■ DATA FOR ANALYSIS:
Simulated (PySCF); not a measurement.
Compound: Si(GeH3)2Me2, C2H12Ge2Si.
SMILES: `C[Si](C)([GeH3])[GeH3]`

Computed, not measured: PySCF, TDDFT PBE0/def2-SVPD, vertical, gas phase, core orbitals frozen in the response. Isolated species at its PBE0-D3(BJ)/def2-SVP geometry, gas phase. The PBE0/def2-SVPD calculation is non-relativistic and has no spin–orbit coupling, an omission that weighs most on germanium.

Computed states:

■ ACTION ITEM: Output the whole listing above again, word for word.

■ EXERCISE ANSWER:
Simulated (PySCF); not a measurement.
Compound: Si(GeH3)2Me2, C2H12Ge2Si.
SMILES: `C[Si](C)([GeH3])[GeH3]`

Computed, not measured: PySCF, TDDFT PBE0/def2-SVPD, vertical, gas phase, core orbitals frozen in the response. Isolated species at its PBE0-D3(BJ)/def2-SVP geometry, gas phase. The PBE0/def2-SVPD calculation is non-relativistic and has no spin–orbit coupling, an omission that weighs most on germanium.

Computed states:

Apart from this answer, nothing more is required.